*Work task*.
Write out, unaltered, each line from the top of the records below down to the line where "- Spin: no spin polarisation" appears, that line included.

*Records shown*.
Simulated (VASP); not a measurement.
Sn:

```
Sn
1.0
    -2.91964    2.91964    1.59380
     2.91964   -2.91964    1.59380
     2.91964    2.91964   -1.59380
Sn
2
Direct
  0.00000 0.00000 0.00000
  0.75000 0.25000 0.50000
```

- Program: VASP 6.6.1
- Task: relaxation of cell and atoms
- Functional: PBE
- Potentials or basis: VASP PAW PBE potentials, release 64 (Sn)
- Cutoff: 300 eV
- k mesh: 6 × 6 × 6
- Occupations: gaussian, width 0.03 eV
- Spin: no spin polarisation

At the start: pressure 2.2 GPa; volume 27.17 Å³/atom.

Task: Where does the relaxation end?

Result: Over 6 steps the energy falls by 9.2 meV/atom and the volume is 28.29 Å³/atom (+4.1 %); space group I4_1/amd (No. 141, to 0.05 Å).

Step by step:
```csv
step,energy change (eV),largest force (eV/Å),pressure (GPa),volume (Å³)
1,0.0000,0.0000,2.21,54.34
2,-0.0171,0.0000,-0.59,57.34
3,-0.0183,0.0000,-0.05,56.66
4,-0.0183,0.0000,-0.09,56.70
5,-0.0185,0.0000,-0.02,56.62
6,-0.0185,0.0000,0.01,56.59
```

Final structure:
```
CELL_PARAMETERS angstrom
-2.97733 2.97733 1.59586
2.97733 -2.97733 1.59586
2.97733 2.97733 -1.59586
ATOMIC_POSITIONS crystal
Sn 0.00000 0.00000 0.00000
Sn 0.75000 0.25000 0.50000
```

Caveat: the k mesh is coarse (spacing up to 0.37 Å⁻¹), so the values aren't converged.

*Worked solution*.
Simulated (VASP); not a measurement.
Sn:

```
Sn
1.0
    -2.91964    2.91964    1.59380
     2.91964   -2.91964    1.59380
     2.91964    2.91964   -1.59380
Sn
2
Direct
  0.00000 0.00000 0.00000
  0.75000 0.25000 0.50000
```

- Program: VASP 6.6.1
- Task: relaxation of cell and atoms
- Functional: PBE
- Potentials or basis: VASP PAW PBE potentials, release 64 (Sn)
- Cutoff: 300 eV
- k mesh: 6 × 6 × 6
- Occupations: gaussian, width 0.03 eV
- Spin: no spin polarisation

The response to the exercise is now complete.